════════

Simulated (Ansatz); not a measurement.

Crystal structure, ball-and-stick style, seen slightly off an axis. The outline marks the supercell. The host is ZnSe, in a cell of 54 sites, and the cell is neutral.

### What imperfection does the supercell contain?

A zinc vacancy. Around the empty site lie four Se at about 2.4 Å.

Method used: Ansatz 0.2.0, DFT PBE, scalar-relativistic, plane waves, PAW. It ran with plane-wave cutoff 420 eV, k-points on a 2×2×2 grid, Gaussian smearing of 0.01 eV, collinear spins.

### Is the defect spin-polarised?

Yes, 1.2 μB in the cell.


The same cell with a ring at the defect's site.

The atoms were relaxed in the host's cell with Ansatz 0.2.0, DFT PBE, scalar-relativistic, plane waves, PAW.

════════

Print, please, the lines above from the very first through the one that holds "The same cell", both included, word for word and with nothing else.

» **Solution**
Simulated (Ansatz); not a measurement.

Crystal structure, ball-and-stick style, seen slightly off an axis. The outline marks the supercell. The host is ZnSe, in a cell of 54 sites, and the cell is neutral.

### What imperfection does the supercell contain?

A zinc vacancy. Around the empty site lie four Se at about 2.4 Å.

Method used: Ansatz 0.2.0, DFT PBE, scalar-relativistic, plane waves, PAW. It ran with plane-wave cutoff 420 eV, k-points on a 2×2×2 grid, Gaussian smearing of 0.01 eV, collinear spins.

### Is the defect spin-polarised?

Yes, 1.2 μB in the cell.


The same cell with a ring at the defect's site.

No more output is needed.